STORED DATA START
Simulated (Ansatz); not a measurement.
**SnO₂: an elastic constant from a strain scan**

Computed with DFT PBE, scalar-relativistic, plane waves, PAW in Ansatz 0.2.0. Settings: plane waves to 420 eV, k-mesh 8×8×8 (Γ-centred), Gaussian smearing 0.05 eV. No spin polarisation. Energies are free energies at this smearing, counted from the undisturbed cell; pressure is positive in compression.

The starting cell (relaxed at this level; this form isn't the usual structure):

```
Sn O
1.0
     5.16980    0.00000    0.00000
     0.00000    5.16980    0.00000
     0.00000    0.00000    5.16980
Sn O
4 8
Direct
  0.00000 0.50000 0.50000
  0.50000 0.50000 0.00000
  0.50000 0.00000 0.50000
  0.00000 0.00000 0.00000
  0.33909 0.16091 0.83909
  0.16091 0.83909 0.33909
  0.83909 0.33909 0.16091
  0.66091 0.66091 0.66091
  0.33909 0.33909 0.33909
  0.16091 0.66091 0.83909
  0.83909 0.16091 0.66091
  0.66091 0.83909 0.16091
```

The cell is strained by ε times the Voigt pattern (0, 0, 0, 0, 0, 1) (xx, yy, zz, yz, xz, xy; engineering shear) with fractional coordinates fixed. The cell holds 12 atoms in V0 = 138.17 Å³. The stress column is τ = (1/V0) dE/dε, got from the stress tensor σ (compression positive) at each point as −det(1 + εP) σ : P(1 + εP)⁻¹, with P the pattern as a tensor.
STORED DATA END

Write out each line exactly, as it is shown above.

## TASK RESPONSE:
Simulated (Ansatz); not a measurement.
**SnO₂: an elastic constant from a strain scan**

Computed with DFT PBE, scalar-relativistic, plane waves, PAW in Ansatz 0.2.0. Settings: plane waves to 420 eV, k-mesh 8×8×8 (Γ-centred), Gaussian smearing 0.05 eV. No spin polarisation. Energies are free energies at this smearing, counted from the undisturbed cell; pressure is positive in compression.

The starting cell (relaxed at this level; this form isn't the usual structure):

```
Sn O
1.0
     5.16980    0.00000    0.00000
     0.00000    5.16980    0.00000
     0.00000    0.00000    5.16980
Sn O
4 8
Direct
  0.00000 0.50000 0.50000
  0.50000 0.50000 0.00000
  0.50000 0.00000 0.50000
  0.00000 0.00000 0.00000
  0.33909 0.16091 0.83909
  0.16091 0.83909 0.33909
  0.83909 0.33909 0.16091
  0.66091 0.66091 0.66091
  0.33909 0.33909 0.33909
  0.16091 0.66091 0.83909
  0.83909 0.16091 0.66091
  0.66091 0.83909 0.16091
```

The cell is strained by ε times the Voigt pattern (0, 0, 0, 0, 0, 1) (xx, yy, zz, yz, xz, xy; engineering shear) with fractional coordinates fixed. The cell holds 12 atoms in V0 = 138.17 Å³. The stress column is τ = (1/V0) dE/dε, got from the stress tensor σ (compression positive) at each point as −det(1 + εP) σ : P(1 + εP)⁻¹, with P the pattern as a tensor.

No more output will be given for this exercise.